*** INPUT DATA ***
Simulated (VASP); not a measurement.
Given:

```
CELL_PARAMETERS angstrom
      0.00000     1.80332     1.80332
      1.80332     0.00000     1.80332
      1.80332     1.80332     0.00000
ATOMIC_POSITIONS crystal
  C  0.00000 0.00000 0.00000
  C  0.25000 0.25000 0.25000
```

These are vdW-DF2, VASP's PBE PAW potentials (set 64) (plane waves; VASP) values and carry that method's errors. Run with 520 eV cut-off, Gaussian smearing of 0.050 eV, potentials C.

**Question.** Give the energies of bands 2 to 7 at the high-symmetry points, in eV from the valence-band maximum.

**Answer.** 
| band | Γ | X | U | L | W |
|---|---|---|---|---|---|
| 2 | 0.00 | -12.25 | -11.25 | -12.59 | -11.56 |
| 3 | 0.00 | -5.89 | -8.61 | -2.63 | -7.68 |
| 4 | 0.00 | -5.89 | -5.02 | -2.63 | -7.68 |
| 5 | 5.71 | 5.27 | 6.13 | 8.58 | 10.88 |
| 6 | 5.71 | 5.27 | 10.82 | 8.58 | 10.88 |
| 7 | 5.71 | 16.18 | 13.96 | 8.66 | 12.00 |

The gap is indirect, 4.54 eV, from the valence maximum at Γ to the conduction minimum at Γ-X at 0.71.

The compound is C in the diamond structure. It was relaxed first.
*** End of INPUT DATA ***

-- WORK TASK --
Print each entry exactly as it appears above.

-- PROBLEM SOLUTION --
Simulated (VASP); not a measurement.
Given:

```
CELL_PARAMETERS angstrom
      0.00000     1.80332     1.80332
      1.80332     0.00000     1.80332
      1.80332     1.80332     0.00000
ATOMIC_POSITIONS crystal
  C  0.00000 0.00000 0.00000
  C  0.25000 0.25000 0.25000
```

These are vdW-DF2, VASP's PBE PAW potentials (set 64) (plane waves; VASP) values and carry that method's errors. Run with 520 eV cut-off, Gaussian smearing of 0.050 eV, potentials C.

**Question.** Give the energies of bands 2 to 7 at the high-symmetry points, in eV from the valence-band maximum.

**Answer.** 
| band | Γ | X | U | L | W |
|---|---|---|---|---|---|
| 2 | 0.00 | -12.25 | -11.25 | -12.59 | -11.56 |
| 3 | 0.00 | -5.89 | -8.61 | -2.63 | -7.68 |
| 4 | 0.00 | -5.89 | -5.02 | -2.63 | -7.68 |
| 5 | 5.71 | 5.27 | 6.13 | 8.58 | 10.88 |
| 6 | 5.71 | 5.27 | 10.82 | 8.58 | 10.88 |
| 7 | 5.71 | 16.18 | 13.96 | 8.66 | 12.00 |

The gap is indirect, 4.54 eV, from the valence maximum at Γ to the conduction minimum at Γ-X at 0.71.

The compound is C in the diamond structure. It was relaxed first.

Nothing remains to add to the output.